Assigned task ▸
Reproduce only the top of the records, down to and including the line containing "Question: Estimate the wall time of this run.".

═══ Given entries ═══
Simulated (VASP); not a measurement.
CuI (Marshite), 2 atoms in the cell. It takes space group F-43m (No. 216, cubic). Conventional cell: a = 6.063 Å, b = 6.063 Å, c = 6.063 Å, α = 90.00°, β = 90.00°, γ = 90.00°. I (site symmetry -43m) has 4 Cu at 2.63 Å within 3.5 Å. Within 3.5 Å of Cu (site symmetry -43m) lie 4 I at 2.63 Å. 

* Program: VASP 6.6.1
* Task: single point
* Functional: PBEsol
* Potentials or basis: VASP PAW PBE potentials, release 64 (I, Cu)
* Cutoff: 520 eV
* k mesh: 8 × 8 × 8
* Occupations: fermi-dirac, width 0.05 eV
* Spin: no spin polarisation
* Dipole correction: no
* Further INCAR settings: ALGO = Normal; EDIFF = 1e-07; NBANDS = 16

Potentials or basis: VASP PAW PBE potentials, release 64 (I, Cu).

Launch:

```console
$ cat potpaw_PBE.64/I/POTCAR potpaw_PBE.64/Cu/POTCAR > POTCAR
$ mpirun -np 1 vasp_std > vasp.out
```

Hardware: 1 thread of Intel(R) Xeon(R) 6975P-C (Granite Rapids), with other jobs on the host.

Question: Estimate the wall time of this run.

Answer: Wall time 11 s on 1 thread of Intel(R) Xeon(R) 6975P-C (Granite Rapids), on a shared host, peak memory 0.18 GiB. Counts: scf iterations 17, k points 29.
═══

Problem solution ▸
Simulated (VASP); not a measurement.
CuI (Marshite), 2 atoms in the cell. It takes space group F-43m (No. 216, cubic). Conventional cell: a = 6.063 Å, b = 6.063 Å, c = 6.063 Å, α = 90.00°, β = 90.00°, γ = 90.00°. I (site symmetry -43m) has 4 Cu at 2.63 Å within 3.5 Å. Within 3.5 Å of Cu (site symmetry -43m) lie 4 I at 2.63 Å. 

* Program: VASP 6.6.1
* Task: single point
* Functional: PBEsol
* Potentials or basis: VASP PAW PBE potentials, release 64 (I, Cu)
* Cutoff: 520 eV
* k mesh: 8 × 8 × 8
* Occupations: fermi-dirac, width 0.05 eV
* Spin: no spin polarisation
* Dipole correction: no
* Further INCAR settings: ALGO = Normal; EDIFF = 1e-07; NBANDS = 16

Potentials or basis: VASP PAW PBE potentials, release 64 (I, Cu).

Launch:

```console
$ cat potpaw_PBE.64/I/POTCAR potpaw_PBE.64/Cu/POTCAR > POTCAR
$ mpirun -np 1 vasp_std > vasp.out
```

Hardware: 1 thread of Intel(R) Xeon(R) 6975P-C (Granite Rapids), with other jobs on the host.

Question: Estimate the wall time of this run.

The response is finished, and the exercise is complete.